WORK INSTRUCTION
In the entries that follow, find the line containing "Computed with Ansatz, RKS PBE-D4/6-31G*.", then output exactly every line from the first through that one.

DATA EXCERPTS
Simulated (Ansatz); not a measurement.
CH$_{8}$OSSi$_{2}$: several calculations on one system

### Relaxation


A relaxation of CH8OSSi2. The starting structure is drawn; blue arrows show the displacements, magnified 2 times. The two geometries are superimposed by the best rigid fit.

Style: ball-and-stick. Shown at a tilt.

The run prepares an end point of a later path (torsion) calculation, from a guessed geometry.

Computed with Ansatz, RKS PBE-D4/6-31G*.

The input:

RESPONSE BOX
Simulated (Ansatz); not a measurement.
CH$_{8}$OSSi$_{2}$: several calculations on one system

### Relaxation


A relaxation of CH8OSSi2. The starting structure is drawn; blue arrows show the displacements, magnified 2 times. The two geometries are superimposed by the best rigid fit.

Style: ball-and-stick. Shown at a tilt.

The run prepares an end point of a later path (torsion) calculation, from a guessed geometry.

Computed with Ansatz, RKS PBE-D4/6-31G*.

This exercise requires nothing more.